**REQUIREMENT:** From the top of the entries below through the line containing "Result: N1: nitrile", return every line exactly as written, please, and stop there.

BEGIN ENTRIES SHOWN

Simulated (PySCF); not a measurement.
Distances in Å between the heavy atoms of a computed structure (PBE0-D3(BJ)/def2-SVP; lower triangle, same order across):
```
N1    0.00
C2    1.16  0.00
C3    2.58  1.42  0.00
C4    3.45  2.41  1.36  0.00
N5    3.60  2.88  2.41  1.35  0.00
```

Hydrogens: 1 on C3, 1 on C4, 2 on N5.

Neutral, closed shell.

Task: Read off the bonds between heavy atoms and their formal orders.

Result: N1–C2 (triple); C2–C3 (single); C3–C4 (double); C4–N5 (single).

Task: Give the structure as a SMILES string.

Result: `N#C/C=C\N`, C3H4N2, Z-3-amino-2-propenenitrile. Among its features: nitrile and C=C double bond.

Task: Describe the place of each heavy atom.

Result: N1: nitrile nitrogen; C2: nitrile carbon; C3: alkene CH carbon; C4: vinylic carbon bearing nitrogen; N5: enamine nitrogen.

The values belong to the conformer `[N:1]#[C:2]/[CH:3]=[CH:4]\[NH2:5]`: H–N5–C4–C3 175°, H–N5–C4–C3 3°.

END ENTRIES SHOWN

**ANSWER BOX:**
Simulated (PySCF); not a measurement.
Distances in Å between the heavy atoms of a computed structure (PBE0-D3(BJ)/def2-SVP; lower triangle, same order across):
```
N1    0.00
C2    1.16  0.00
C3    2.58  1.42  0.00
C4    3.45  2.41  1.36  0.00
N5    3.60  2.88  2.41  1.35  0.00
```

Hydrogens: 1 on C3, 1 on C4, 2 on N5.

Neutral, closed shell.

Task: Read off the bonds between heavy atoms and their formal orders.

Result: N1–C2 (triple); C2–C3 (single); C3–C4 (double); C4–N5 (single).

Task: Give the structure as a SMILES string.

Result: `N#C/C=C\N`, C3H4N2, Z-3-amino-2-propenenitrile. Among its features: nitrile and C=C double bond.

Task: Describe the place of each heavy atom.

Result: N1: nitrile nitrogen; C2: nitrile carbon; C3: alkene CH carbon; C4: vinylic carbon bearing nitrogen; N5: enamine nitrogen.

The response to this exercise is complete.